▶ **ACTIVITY**
Please give back word for word the lines below, from the first one through the one with "active in |".

BEGIN

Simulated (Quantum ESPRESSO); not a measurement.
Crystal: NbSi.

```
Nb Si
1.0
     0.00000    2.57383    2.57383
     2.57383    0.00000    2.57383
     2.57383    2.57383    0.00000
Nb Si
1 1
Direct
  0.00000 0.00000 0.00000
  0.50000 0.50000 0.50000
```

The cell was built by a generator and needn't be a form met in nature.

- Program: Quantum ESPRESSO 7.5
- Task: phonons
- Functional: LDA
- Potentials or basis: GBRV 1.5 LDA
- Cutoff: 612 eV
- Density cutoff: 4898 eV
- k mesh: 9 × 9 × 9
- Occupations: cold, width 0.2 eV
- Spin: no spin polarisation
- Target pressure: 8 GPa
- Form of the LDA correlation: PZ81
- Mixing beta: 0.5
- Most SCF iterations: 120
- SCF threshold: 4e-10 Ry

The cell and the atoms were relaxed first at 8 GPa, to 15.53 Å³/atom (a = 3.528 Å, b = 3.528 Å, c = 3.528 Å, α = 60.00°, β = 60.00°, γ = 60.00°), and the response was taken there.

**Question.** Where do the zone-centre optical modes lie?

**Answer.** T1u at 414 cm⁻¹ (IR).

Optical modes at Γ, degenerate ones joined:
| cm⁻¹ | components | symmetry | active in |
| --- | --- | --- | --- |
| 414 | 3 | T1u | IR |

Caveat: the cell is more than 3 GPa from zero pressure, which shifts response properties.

END

▶ **EXERCISE ANSWER**
Simulated (Quantum ESPRESSO); not a measurement.
Crystal: NbSi.

```
Nb Si
1.0
     0.00000    2.57383    2.57383
     2.57383    0.00000    2.57383
     2.57383    2.57383    0.00000
Nb Si
1 1
Direct
  0.00000 0.00000 0.00000
  0.50000 0.50000 0.50000
```

The cell was built by a generator and needn't be a form met in nature.

- Program: Quantum ESPRESSO 7.5
- Task: phonons
- Functional: LDA
- Potentials or basis: GBRV 1.5 LDA
- Cutoff: 612 eV
- Density cutoff: 4898 eV
- k mesh: 9 × 9 × 9
- Occupations: cold, width 0.2 eV
- Spin: no spin polarisation
- Target pressure: 8 GPa
- Form of the LDA correlation: PZ81
- Mixing beta: 0.5
- Most SCF iterations: 120
- SCF threshold: 4e-10 Ry

The cell and the atoms were relaxed first at 8 GPa, to 15.53 Å³/atom (a = 3.528 Å, b = 3.528 Å, c = 3.528 Å, α = 60.00°, β = 60.00°, γ = 60.00°), and the response was taken there.

**Question.** Where do the zone-centre optical modes lie?

**Answer.** T1u at 414 cm⁻¹ (IR).

Optical modes at Γ, degenerate ones joined:
| cm⁻¹ | components | symmetry | active in |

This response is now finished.